→ BRIEF
From the line with "under several settings**" through the line with "row left open?", inclusive, return each line of the data below exactly and leave the rest out.

^^^^

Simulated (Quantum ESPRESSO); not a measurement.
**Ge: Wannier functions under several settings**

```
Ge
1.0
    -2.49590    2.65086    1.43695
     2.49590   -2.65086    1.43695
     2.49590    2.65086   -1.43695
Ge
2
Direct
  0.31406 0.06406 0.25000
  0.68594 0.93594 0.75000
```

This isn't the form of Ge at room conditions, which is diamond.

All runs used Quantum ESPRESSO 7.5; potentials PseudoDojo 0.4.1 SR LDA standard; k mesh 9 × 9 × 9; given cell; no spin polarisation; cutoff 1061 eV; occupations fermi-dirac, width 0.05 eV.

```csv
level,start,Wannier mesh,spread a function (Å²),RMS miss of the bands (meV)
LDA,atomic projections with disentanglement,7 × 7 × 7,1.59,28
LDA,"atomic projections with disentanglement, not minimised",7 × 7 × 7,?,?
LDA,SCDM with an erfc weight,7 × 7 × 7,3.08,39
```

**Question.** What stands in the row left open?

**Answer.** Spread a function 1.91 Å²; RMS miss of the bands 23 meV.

^^^^

→ EXERCISE SOLUTION
**Ge: Wannier functions under several settings**

```
Ge
1.0
    -2.49590    2.65086    1.43695
     2.49590   -2.65086    1.43695
     2.49590    2.65086   -1.43695
Ge
2
Direct
  0.31406 0.06406 0.25000
  0.68594 0.93594 0.75000
```

This isn't the form of Ge at room conditions, which is diamond.

All runs used Quantum ESPRESSO 7.5; potentials PseudoDojo 0.4.1 SR LDA standard; k mesh 9 × 9 × 9; given cell; no spin polarisation; cutoff 1061 eV; occupations fermi-dirac, width 0.05 eV.

```csv
level,start,Wannier mesh,spread a function (Å²),RMS miss of the bands (meV)
LDA,atomic projections with disentanglement,7 × 7 × 7,1.59,28
LDA,"atomic projections with disentanglement, not minimised",7 × 7 × 7,?,?
LDA,SCDM with an erfc weight,7 × 7 × 7,3.08,39
```

**Question.** What stands in the row left open?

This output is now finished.